_Work order_
What you return should be the full listing, exactly as given.

_Dataset_
· · · · ·

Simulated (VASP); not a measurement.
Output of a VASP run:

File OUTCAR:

· · · · ·

_Written response_
Simulated (VASP); not a measurement.
Output of a VASP run:

File OUTCAR:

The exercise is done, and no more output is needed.